EXTRACTED ENTRIES:
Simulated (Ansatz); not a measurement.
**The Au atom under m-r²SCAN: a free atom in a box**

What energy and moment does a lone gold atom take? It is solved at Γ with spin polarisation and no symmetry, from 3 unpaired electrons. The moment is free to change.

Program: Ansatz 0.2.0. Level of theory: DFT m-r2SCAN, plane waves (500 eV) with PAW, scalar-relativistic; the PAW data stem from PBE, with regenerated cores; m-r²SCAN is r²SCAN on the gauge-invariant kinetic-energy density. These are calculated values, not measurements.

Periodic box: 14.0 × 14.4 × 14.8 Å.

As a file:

ACTIVITY: Type out the records above again, exactly the same.

WORKED SOLUTION:
Simulated (Ansatz); not a measurement.
**The Au atom under m-r²SCAN: a free atom in a box**

What energy and moment does a lone gold atom take? It is solved at Γ with spin polarisation and no symmetry, from 3 unpaired electrons. The moment is free to change.

Program: Ansatz 0.2.0. Level of theory: DFT m-r2SCAN, plane waves (500 eV) with PAW, scalar-relativistic; the PAW data stem from PBE, with regenerated cores; m-r²SCAN is r²SCAN on the gauge-invariant kinetic-energy density. These are calculated values, not measurements.

Periodic box: 14.0 × 14.4 × 14.8 Å.

As a file:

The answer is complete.